● **WORK TASK**: Word for word, print the entries that follow.

● **PROVIDED MATERIAL**:
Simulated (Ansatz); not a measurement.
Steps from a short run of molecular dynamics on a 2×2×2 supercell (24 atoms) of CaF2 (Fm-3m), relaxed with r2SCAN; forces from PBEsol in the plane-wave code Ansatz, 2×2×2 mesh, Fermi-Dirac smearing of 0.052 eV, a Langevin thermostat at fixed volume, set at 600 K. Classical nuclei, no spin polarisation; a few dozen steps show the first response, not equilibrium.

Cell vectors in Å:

● **TASK SOLUTION**:
Simulated (Ansatz); not a measurement.
Steps from a short run of molecular dynamics on a 2×2×2 supercell (24 atoms) of CaF2 (Fm-3m), relaxed with r2SCAN; forces from PBEsol in the plane-wave code Ansatz, 2×2×2 mesh, Fermi-Dirac smearing of 0.052 eV, a Langevin thermostat at fixed volume, set at 600 K. Classical nuclei, no spin polarisation; a few dozen steps show the first response, not equilibrium.

Cell vectors in Å:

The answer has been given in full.